> WORK ITEM
Each of the records that follow needs an exact reproduction.

> STUDY MATERIAL
━━━━━━

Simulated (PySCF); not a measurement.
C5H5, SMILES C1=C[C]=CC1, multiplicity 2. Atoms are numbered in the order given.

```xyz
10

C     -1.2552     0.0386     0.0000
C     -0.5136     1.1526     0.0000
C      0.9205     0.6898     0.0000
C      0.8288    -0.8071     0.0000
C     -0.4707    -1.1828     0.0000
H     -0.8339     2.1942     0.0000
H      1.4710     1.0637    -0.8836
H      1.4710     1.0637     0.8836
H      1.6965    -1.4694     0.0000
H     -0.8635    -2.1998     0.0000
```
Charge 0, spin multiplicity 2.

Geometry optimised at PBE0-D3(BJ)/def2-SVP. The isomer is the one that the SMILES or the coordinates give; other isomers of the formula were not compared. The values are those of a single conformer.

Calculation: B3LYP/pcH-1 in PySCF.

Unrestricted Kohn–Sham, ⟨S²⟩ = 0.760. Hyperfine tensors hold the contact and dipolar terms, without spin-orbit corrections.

━━━━━━

> ANSWER SECTION
Simulated (PySCF); not a measurement.
C5H5, SMILES C1=C[C]=CC1, multiplicity 2. Atoms are numbered in the order given.

```xyz
10

C     -1.2552     0.0386     0.0000
C     -0.5136     1.1526     0.0000
C      0.9205     0.6898     0.0000
C      0.8288    -0.8071     0.0000
C     -0.4707    -1.1828     0.0000
H     -0.8339     2.1942     0.0000
H      1.4710     1.0637    -0.8836
H      1.4710     1.0637     0.8836
H      1.6965    -1.4694     0.0000
H     -0.8635    -2.1998     0.0000
```
Charge 0, spin multiplicity 2.

Geometry optimised at PBE0-D3(BJ)/def2-SVP. The isomer is the one that the SMILES or the coordinates give; other isomers of the formula were not compared. The values are those of a single conformer.

Calculation: B3LYP/pcH-1 in PySCF.

Unrestricted Kohn–Sham, ⟨S²⟩ = 0.760. Hyperfine tensors hold the contact and dipolar terms, without spin-orbit corrections.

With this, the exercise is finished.